Required action
The listing below is to be reproduced in full, character for character.

Records supplied
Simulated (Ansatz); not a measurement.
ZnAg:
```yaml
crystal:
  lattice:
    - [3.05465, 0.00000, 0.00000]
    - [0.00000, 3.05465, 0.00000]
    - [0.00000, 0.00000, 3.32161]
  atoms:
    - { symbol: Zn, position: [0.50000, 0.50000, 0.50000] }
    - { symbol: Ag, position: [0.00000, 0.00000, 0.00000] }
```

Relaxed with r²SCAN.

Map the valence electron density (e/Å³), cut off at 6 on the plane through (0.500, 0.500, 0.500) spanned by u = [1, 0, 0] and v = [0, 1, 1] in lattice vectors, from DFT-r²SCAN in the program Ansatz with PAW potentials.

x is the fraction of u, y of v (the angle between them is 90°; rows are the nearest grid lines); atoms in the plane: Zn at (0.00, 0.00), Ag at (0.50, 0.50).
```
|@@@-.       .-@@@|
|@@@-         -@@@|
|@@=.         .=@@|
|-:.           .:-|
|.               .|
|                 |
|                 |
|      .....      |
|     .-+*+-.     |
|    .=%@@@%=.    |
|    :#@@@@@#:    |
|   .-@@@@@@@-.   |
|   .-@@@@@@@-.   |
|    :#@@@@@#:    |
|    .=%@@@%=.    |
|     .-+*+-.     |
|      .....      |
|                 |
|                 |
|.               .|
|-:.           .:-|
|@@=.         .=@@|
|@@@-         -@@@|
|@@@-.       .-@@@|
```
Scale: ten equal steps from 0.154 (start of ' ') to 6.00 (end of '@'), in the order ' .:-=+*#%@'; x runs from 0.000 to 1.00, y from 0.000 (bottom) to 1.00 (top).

Written answer
Simulated (Ansatz); not a measurement.
ZnAg:
```yaml
crystal:
  lattice:
    - [3.05465, 0.00000, 0.00000]
    - [0.00000, 3.05465, 0.00000]
    - [0.00000, 0.00000, 3.32161]
  atoms:
    - { symbol: Zn, position: [0.50000, 0.50000, 0.50000] }
    - { symbol: Ag, position: [0.00000, 0.00000, 0.00000] }
```

Relaxed with r²SCAN.

Map the valence electron density (e/Å³), cut off at 6 on the plane through (0.500, 0.500, 0.500) spanned by u = [1, 0, 0] and v = [0, 1, 1] in lattice vectors, from DFT-r²SCAN in the program Ansatz with PAW potentials.

x is the fraction of u, y of v (the angle between them is 90°; rows are the nearest grid lines); atoms in the plane: Zn at (0.00, 0.00), Ag at (0.50, 0.50).
```
|@@@-.       .-@@@|
|@@@-         -@@@|
|@@=.         .=@@|
|-:.           .:-|
|.               .|
|                 |
|                 |
|      .....      |
|     .-+*+-.     |
|    .=%@@@%=.    |
|    :#@@@@@#:    |
|   .-@@@@@@@-.   |
|   .-@@@@@@@-.   |
|    :#@@@@@#:    |
|    .=%@@@%=.    |
|     .-+*+-.     |
|      .....      |
|                 |
|                 |
|.               .|
|-:.           .:-|
|@@=.         .=@@|
|@@@-         -@@@|
|@@@-.       .-@@@|
```
Scale: ten equal steps from 0.154 (start of ' ') to 6.00 (end of '@'), in the order ' .:-=+*#%@'; x runs from 0.000 to 1.00, y from 0.000 (bottom) to 1.00 (top).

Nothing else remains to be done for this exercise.